*Work task*: Leaving nothing out, print each line of the material exactly.

++++ Provided data ++++
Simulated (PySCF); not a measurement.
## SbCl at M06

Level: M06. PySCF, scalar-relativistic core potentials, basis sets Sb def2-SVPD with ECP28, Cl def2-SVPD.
++++

*Result*:
Simulated (PySCF); not a measurement.
## SbCl at M06

Level: M06. PySCF, scalar-relativistic core potentials, basis sets Sb def2-SVPD with ECP28, Cl def2-SVPD.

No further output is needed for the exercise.